» DATASET CONTENT
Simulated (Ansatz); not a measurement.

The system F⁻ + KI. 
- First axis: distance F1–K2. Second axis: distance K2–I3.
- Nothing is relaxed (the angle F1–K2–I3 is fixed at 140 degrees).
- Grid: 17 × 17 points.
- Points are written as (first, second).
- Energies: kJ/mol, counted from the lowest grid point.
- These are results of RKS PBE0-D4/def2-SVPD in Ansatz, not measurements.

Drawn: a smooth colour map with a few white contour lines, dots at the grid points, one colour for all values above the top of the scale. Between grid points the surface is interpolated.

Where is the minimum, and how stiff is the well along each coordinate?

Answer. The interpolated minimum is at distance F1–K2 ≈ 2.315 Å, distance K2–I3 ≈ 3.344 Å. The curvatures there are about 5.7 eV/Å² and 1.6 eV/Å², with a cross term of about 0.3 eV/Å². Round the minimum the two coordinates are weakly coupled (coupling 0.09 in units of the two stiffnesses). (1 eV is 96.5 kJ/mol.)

» WORK TASK
All entries must be given again exactly.

» EXERCISE RESPONSE
Simulated (Ansatz); not a measurement.

The system F⁻ + KI. 
- First axis: distance F1–K2. Second axis: distance K2–I3.
- Nothing is relaxed (the angle F1–K2–I3 is fixed at 140 degrees).
- Grid: 17 × 17 points.
- Points are written as (first, second).
- Energies: kJ/mol, counted from the lowest grid point.
- These are results of RKS PBE0-D4/def2-SVPD in Ansatz, not measurements.

Drawn: a smooth colour map with a few white contour lines, dots at the grid points, one colour for all values above the top of the scale. Between grid points the surface is interpolated.

Where is the minimum, and how stiff is the well along each coordinate?

Answer. The interpolated minimum is at distance F1–K2 ≈ 2.315 Å, distance K2–I3 ≈ 3.344 Å. The curvatures there are about 5.7 eV/Å² and 1.6 eV/Å², with a cross term of about 0.3 eV/Å². Round the minimum the two coordinates are weakly coupled (coupling 0.09 in units of the two stiffnesses). (1 eV is 96.5 kJ/mol.)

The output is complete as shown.